### SUPPLIED MATERIAL
[Start of section]
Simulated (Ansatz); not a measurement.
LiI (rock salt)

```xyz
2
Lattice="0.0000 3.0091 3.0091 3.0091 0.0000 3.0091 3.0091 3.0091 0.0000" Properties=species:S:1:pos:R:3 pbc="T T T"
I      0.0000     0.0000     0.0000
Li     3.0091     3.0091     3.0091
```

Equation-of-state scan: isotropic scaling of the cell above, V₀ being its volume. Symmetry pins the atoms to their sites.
[End of section]

### WORK TASK
Hand back the listing exactly. Include every line.

### EXERCISE SOLUTION
Simulated (Ansatz); not a measurement.
LiI (rock salt)

```xyz
2
Lattice="0.0000 3.0091 3.0091 3.0091 0.0000 3.0091 3.0091 3.0091 0.0000" Properties=species:S:1:pos:R:3 pbc="T T T"
I      0.0000     0.0000     0.0000
Li     3.0091     3.0091     3.0091
```

Equation-of-state scan: isotropic scaling of the cell above, V₀ being its volume. Symmetry pins the atoms to their sites.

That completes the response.